*Information given*.
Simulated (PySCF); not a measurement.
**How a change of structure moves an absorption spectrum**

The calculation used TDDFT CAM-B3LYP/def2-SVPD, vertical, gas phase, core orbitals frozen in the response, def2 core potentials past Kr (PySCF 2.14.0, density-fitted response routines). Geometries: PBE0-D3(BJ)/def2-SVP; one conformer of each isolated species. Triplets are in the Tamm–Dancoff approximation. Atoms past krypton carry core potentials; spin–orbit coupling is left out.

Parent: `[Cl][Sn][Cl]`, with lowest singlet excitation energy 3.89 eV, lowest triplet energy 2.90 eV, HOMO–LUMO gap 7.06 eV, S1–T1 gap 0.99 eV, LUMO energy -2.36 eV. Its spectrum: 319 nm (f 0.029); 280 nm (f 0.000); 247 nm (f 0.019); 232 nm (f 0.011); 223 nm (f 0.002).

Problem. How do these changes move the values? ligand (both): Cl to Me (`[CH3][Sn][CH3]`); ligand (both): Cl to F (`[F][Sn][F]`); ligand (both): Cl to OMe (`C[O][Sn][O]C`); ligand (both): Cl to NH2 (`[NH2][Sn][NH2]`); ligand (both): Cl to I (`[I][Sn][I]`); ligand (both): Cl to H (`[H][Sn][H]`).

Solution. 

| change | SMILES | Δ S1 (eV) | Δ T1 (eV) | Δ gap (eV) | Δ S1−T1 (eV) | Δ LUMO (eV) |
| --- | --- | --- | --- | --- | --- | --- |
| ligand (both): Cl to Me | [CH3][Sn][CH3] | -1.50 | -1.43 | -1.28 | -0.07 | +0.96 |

*Work task*. All records above are to be printed exactly, with nothing omitted.

*Expected answer*.
Simulated (PySCF); not a measurement.
**How a change of structure moves an absorption spectrum**

The calculation used TDDFT CAM-B3LYP/def2-SVPD, vertical, gas phase, core orbitals frozen in the response, def2 core potentials past Kr (PySCF 2.14.0, density-fitted response routines). Geometries: PBE0-D3(BJ)/def2-SVP; one conformer of each isolated species. Triplets are in the Tamm–Dancoff approximation. Atoms past krypton carry core potentials; spin–orbit coupling is left out.

Parent: `[Cl][Sn][Cl]`, with lowest singlet excitation energy 3.89 eV, lowest triplet energy 2.90 eV, HOMO–LUMO gap 7.06 eV, S1–T1 gap 0.99 eV, LUMO energy -2.36 eV. Its spectrum: 319 nm (f 0.029); 280 nm (f 0.000); 247 nm (f 0.019); 232 nm (f 0.011); 223 nm (f 0.002).

Problem. How do these changes move the values? ligand (both): Cl to Me (`[CH3][Sn][CH3]`); ligand (both): Cl to F (`[F][Sn][F]`); ligand (both): Cl to OMe (`C[O][Sn][O]C`); ligand (both): Cl to NH2 (`[NH2][Sn][NH2]`); ligand (both): Cl to I (`[I][Sn][I]`); ligand (both): Cl to H (`[H][Sn][H]`).

Solution. 

| change | SMILES | Δ S1 (eV) | Δ T1 (eV) | Δ gap (eV) | Δ S1−T1 (eV) | Δ LUMO (eV) |
| --- | --- | --- | --- | --- | --- | --- |
| ligand (both): Cl to Me | [CH3][Sn][CH3] | -1.50 | -1.43 | -1.28 | -0.07 | +0.96 |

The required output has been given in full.